**EXERCISE**
Up to and including the line with "Within 0.5 eV", repeat every line of the listing exactly, beginning at the first.

**SUPPLIED INFORMATION**
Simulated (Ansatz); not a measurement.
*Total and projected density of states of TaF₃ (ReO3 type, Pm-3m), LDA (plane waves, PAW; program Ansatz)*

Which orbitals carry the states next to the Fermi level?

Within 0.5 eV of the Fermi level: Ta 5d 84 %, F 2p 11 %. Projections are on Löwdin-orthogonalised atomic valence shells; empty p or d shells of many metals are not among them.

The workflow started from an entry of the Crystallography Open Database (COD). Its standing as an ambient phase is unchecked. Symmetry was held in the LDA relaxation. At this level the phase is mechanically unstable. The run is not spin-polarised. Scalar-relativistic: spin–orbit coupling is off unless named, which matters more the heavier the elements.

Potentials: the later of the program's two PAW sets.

**ANSWER BOX**
Simulated (Ansatz); not a measurement.
*Total and projected density of states of TaF₃ (ReO3 type, Pm-3m), LDA (plane waves, PAW; program Ansatz)*

Which orbitals carry the states next to the Fermi level?

Within 0.5 eV of the Fermi level: Ta 5d 84 %, F 2p 11 %. Projections are on Löwdin-orthogonalised atomic valence shells; empty p or d shells of many metals are not among them.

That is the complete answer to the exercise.